Given records:
▼▼▼

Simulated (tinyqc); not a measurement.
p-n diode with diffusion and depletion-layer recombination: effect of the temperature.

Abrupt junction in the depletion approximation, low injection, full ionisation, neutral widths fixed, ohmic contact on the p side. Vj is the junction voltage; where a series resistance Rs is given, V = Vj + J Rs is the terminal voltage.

▲▲▲

Keep the wording exact. Give all of the records again.

Simulated (tinyqc); not a measurement.
p-n diode with diffusion and depletion-layer recombination: effect of the temperature.

Abrupt junction in the depletion approximation, low injection, full ionisation, neutral widths fixed, ohmic contact on the p side. Vj is the junction voltage; where a series resistance Rs is given, V = Vj + J Rs is the terminal voltage.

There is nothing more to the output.